_Dataset entries_
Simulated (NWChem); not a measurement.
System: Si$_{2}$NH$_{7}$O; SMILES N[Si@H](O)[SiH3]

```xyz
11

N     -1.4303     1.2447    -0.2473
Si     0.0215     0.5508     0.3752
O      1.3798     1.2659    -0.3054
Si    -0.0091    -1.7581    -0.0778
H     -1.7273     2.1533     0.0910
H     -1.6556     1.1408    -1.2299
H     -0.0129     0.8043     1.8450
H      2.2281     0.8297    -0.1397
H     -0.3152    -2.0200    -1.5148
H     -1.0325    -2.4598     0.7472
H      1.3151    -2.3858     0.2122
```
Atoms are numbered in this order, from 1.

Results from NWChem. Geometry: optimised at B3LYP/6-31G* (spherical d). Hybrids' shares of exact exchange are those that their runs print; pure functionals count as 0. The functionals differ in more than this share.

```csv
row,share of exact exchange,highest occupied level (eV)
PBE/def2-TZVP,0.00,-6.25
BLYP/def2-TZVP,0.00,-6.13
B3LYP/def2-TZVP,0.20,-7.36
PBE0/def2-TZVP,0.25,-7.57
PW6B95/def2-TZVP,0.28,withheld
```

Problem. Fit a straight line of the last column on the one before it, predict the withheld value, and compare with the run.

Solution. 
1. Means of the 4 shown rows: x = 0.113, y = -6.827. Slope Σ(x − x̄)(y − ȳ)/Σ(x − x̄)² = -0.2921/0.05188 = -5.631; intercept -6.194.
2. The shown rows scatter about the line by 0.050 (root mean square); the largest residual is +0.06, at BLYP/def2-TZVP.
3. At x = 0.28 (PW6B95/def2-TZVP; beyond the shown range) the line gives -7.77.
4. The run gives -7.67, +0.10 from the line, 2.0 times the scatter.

_Activity_
Here the job is to set down exactly the lines of the material above that fall between the one with "Results from NWChem." and the one with "Problem. Fit a", inclusive, and nothing beyond them.

_Your solution_
Results from NWChem. Geometry: optimised at B3LYP/6-31G* (spherical d). Hybrids' shares of exact exchange are those that their runs print; pure functionals count as 0. The functionals differ in more than this share.

```csv
row,share of exact exchange,highest occupied level (eV)
PBE/def2-TZVP,0.00,-6.25
BLYP/def2-TZVP,0.00,-6.13
B3LYP/def2-TZVP,0.20,-7.36
PBE0/def2-TZVP,0.25,-7.57
PW6B95/def2-TZVP,0.28,withheld
```

Problem. Fit a straight line of the last column on the one before it, predict the withheld value, and compare with the run.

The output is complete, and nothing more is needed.